§ §
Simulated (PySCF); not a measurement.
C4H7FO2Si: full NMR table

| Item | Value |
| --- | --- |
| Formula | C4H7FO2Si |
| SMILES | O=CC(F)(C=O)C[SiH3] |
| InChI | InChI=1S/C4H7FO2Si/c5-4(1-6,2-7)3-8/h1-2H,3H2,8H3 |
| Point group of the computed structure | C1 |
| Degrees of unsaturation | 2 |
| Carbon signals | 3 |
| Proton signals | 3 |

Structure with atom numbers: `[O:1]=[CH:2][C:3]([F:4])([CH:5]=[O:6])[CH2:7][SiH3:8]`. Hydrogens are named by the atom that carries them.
§ §

ACTIVITY
Every line above must be repeated exactly as it appears.

EXERCISE RESPONSE
Simulated (PySCF); not a measurement.
C4H7FO2Si: full NMR table

| Item | Value |
| --- | --- |
| Formula | C4H7FO2Si |
| SMILES | O=CC(F)(C=O)C[SiH3] |
| InChI | InChI=1S/C4H7FO2Si/c5-4(1-6,2-7)3-8/h1-2H,3H2,8H3 |
| Point group of the computed structure | C1 |
| Degrees of unsaturation | 2 |
| Carbon signals | 3 |
| Proton signals | 3 |

Structure with atom numbers: `[O:1]=[CH:2][C:3]([F:4])([CH:5]=[O:6])[CH2:7][SiH3:8]`. Hydrogens are named by the atom that carries them.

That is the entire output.